--- DATA SHOWN Enclosed Below ---

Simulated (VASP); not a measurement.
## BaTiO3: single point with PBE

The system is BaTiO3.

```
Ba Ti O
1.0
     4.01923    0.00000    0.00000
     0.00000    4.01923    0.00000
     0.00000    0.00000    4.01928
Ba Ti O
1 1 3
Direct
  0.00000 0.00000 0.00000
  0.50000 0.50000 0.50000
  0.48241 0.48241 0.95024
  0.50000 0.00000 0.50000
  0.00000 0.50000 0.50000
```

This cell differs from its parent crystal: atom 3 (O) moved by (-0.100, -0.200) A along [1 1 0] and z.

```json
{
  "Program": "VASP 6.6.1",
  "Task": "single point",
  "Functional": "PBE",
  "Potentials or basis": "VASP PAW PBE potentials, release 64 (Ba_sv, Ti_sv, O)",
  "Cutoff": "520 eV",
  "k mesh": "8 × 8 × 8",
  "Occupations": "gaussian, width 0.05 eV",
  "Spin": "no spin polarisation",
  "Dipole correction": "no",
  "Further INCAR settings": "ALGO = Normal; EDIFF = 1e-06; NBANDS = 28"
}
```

--- End of Enclosed DATA SHOWN ---

BRIEF:
Go through the records from the first line and copy each one exactly, ending after the line that contains "This cell differs". Give nothing else.

RESPONSE AREA:
Simulated (VASP); not a measurement.
## BaTiO3: single point with PBE

The system is BaTiO3.

```
Ba Ti O
1.0
     4.01923    0.00000    0.00000
     0.00000    4.01923    0.00000
     0.00000    0.00000    4.01928
Ba Ti O
1 1 3
Direct
  0.00000 0.00000 0.00000
  0.50000 0.50000 0.50000
  0.48241 0.48241 0.95024
  0.50000 0.00000 0.50000
  0.00000 0.50000 0.50000
```

This cell differs from its parent crystal: atom 3 (O) moved by (-0.100, -0.200) A along [1 1 0] and z.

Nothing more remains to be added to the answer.